(Exercise):
Line by line, set down the following material again exactly.

(Study material):
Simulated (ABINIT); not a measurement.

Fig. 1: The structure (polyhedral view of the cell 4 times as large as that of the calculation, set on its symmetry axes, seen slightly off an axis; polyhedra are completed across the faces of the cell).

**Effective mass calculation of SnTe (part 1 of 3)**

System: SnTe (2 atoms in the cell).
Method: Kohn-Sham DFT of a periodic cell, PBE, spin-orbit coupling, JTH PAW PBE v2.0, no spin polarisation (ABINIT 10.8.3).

(Answer box):
Simulated (ABINIT); not a measurement.

Fig. 1: The structure (polyhedral view of the cell 4 times as large as that of the calculation, set on its symmetry axes, seen slightly off an axis; polyhedra are completed across the faces of the cell).

**Effective mass calculation of SnTe (part 1 of 3)**

System: SnTe (2 atoms in the cell).
Method: Kohn-Sham DFT of a periodic cell, PBE, spin-orbit coupling, JTH PAW PBE v2.0, no spin polarisation (ABINIT 10.8.3).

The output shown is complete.